-- Extracted material follows --
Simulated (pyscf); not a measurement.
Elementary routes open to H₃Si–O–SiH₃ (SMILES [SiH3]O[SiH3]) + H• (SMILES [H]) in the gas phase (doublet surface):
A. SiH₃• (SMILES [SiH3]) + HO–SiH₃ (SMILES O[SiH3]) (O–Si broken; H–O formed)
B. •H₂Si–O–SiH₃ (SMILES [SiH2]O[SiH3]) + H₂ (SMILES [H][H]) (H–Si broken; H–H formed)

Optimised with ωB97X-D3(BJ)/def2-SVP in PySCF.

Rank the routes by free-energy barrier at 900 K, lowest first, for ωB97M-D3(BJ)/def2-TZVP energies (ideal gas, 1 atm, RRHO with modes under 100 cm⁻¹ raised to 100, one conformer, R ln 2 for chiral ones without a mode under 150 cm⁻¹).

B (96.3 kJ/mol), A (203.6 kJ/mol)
-- Extracted material concluded --

Required action >>
The records above must be transcribed without a single omission.

Task response >>
Simulated (pyscf); not a measurement.
Elementary routes open to H₃Si–O–SiH₃ (SMILES [SiH3]O[SiH3]) + H• (SMILES [H]) in the gas phase (doublet surface):
A. SiH₃• (SMILES [SiH3]) + HO–SiH₃ (SMILES O[SiH3]) (O–Si broken; H–O formed)
B. •H₂Si–O–SiH₃ (SMILES [SiH2]O[SiH3]) + H₂ (SMILES [H][H]) (H–Si broken; H–H formed)

Optimised with ωB97X-D3(BJ)/def2-SVP in PySCF.

Rank the routes by free-energy barrier at 900 K, lowest first, for ωB97M-D3(BJ)/def2-TZVP energies (ideal gas, 1 atm, RRHO with modes under 100 cm⁻¹ raised to 100, one conformer, R ln 2 for chiral ones without a mode under 150 cm⁻¹).

B (96.3 kJ/mol), A (203.6 kJ/mol)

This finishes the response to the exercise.